Given entries:
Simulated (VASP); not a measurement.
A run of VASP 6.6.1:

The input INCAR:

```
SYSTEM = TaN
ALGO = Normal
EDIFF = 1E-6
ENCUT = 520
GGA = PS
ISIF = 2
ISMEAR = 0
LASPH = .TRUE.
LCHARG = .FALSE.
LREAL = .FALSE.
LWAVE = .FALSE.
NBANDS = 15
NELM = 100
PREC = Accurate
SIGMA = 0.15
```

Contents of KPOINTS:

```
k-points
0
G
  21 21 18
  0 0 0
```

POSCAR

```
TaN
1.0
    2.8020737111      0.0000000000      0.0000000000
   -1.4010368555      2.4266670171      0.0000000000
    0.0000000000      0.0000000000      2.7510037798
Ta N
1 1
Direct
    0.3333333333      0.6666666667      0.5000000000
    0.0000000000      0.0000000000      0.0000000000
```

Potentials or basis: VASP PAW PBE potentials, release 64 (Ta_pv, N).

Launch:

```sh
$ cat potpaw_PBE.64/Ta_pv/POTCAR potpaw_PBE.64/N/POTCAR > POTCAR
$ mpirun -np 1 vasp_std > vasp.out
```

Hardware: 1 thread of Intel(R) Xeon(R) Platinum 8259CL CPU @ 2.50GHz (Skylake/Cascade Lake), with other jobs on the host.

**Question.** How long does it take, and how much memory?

Work order: Whole listing, every line: reproduce it exactly.

Answer box:
Simulated (VASP); not a measurement.
A run of VASP 6.6.1:

The input INCAR:

```
SYSTEM = TaN
ALGO = Normal
EDIFF = 1E-6
ENCUT = 520
GGA = PS
ISIF = 2
ISMEAR = 0
LASPH = .TRUE.
LCHARG = .FALSE.
LREAL = .FALSE.
LWAVE = .FALSE.
NBANDS = 15
NELM = 100
PREC = Accurate
SIGMA = 0.15
```

Contents of KPOINTS:

```
k-points
0
G
  21 21 18
  0 0 0
```

POSCAR

```
TaN
1.0
    2.8020737111      0.0000000000      0.0000000000
   -1.4010368555      2.4266670171      0.0000000000
    0.0000000000      0.0000000000      2.7510037798
Ta N
1 1
Direct
    0.3333333333      0.6666666667      0.5000000000
    0.0000000000      0.0000000000      0.0000000000
```

Potentials or basis: VASP PAW PBE potentials, release 64 (Ta_pv, N).

Launch:

```sh
$ cat potpaw_PBE.64/Ta_pv/POTCAR potpaw_PBE.64/N/POTCAR > POTCAR
$ mpirun -np 1 vasp_std > vasp.out
```

Hardware: 1 thread of Intel(R) Xeon(R) Platinum 8259CL CPU @ 2.50GHz (Skylake/Cascade Lake), with other jobs on the host.

**Question.** How long does it take, and how much memory?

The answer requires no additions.